• _SUPPLIED ENTRIES_
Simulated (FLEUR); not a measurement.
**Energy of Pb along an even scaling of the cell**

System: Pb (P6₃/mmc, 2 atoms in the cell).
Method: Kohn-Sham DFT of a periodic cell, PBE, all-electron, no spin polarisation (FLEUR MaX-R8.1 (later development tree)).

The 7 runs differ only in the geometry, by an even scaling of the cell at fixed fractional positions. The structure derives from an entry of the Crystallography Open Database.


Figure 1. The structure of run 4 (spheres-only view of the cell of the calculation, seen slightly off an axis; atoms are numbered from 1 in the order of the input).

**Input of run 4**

• _REQUIREMENT_
Could you please copy the lines of the listing above exactly, from its first line through the line bearing "Method: Kohn-Sham DFT", and nothing more?

• _WRITTEN REPLY_
Simulated (FLEUR); not a measurement.
**Energy of Pb along an even scaling of the cell**

System: Pb (P6₃/mmc, 2 atoms in the cell).
Method: Kohn-Sham DFT of a periodic cell, PBE, all-electron, no spin polarisation (FLEUR MaX-R8.1 (later development tree)).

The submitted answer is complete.